● **Requirement**
Give back exactly the lines from the start of the listing to the line containing "PBE gives it.", inclusive, and nothing beyond them.

● **Given information**
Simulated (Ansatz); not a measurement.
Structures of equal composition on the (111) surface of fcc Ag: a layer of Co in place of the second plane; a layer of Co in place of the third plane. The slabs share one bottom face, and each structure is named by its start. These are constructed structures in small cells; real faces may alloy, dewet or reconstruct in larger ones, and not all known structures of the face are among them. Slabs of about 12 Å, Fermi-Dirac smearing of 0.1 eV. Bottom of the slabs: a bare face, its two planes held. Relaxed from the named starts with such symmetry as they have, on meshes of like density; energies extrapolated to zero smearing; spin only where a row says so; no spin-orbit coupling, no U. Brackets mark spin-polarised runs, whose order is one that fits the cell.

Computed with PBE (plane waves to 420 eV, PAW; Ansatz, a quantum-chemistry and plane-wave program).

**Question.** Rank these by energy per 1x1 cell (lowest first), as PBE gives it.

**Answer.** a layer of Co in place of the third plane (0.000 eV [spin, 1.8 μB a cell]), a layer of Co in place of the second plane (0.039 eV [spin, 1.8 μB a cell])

● **Problem solution**
Simulated (Ansatz); not a measurement.
Structures of equal composition on the (111) surface of fcc Ag: a layer of Co in place of the second plane; a layer of Co in place of the third plane. The slabs share one bottom face, and each structure is named by its start. These are constructed structures in small cells; real faces may alloy, dewet or reconstruct in larger ones, and not all known structures of the face are among them. Slabs of about 12 Å, Fermi-Dirac smearing of 0.1 eV. Bottom of the slabs: a bare face, its two planes held. Relaxed from the named starts with such symmetry as they have, on meshes of like density; energies extrapolated to zero smearing; spin only where a row says so; no spin-orbit coupling, no U. Brackets mark spin-polarised runs, whose order is one that fits the cell.

Computed with PBE (plane waves to 420 eV, PAW; Ansatz, a quantum-chemistry and plane-wave program).

**Question.** Rank these by energy per 1x1 cell (lowest first), as PBE gives it.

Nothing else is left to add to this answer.